Starting at the first line of the data below, repeat each line word for word up to and including the line with "The feed counts by its element totals alone.".

<<<<
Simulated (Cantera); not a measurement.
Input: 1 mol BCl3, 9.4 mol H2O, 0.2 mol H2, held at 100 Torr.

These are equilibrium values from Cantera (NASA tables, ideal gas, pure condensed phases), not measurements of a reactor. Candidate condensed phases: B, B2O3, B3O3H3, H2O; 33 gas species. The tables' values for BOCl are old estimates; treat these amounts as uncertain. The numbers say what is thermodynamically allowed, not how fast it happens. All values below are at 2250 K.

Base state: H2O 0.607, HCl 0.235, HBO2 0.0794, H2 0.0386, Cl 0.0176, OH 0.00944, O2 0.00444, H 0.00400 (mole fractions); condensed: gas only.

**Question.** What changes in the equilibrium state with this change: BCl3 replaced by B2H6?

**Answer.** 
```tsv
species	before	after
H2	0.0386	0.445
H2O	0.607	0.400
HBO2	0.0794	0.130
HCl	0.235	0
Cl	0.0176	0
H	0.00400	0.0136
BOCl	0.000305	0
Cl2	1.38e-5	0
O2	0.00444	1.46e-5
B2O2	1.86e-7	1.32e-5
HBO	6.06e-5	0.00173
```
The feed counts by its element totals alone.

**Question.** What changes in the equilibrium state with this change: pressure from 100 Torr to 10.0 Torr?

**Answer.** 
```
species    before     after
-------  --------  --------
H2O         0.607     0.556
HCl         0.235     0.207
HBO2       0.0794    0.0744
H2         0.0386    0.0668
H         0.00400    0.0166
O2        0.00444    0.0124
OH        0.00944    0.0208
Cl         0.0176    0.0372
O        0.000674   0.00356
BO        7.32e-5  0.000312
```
>>>>

● **Exercise result**
Simulated (Cantera); not a measurement.
Input: 1 mol BCl3, 9.4 mol H2O, 0.2 mol H2, held at 100 Torr.

These are equilibrium values from Cantera (NASA tables, ideal gas, pure condensed phases), not measurements of a reactor. Candidate condensed phases: B, B2O3, B3O3H3, H2O; 33 gas species. The tables' values for BOCl are old estimates; treat these amounts as uncertain. The numbers say what is thermodynamically allowed, not how fast it happens. All values below are at 2250 K.

Base state: H2O 0.607, HCl 0.235, HBO2 0.0794, H2 0.0386, Cl 0.0176, OH 0.00944, O2 0.00444, H 0.00400 (mole fractions); condensed: gas only.

**Question.** What changes in the equilibrium state with this change: BCl3 replaced by B2H6?

**Answer.** 
```tsv
species	before	after
H2	0.0386	0.445
H2O	0.607	0.400
HBO2	0.0794	0.130
HCl	0.235	0
Cl	0.0176	0
H	0.00400	0.0136
BOCl	0.000305	0
Cl2	1.38e-5	0
O2	0.00444	1.46e-5
B2O2	1.86e-7	1.32e-5
HBO	6.06e-5	0.00173
```
The feed counts by its element totals alone.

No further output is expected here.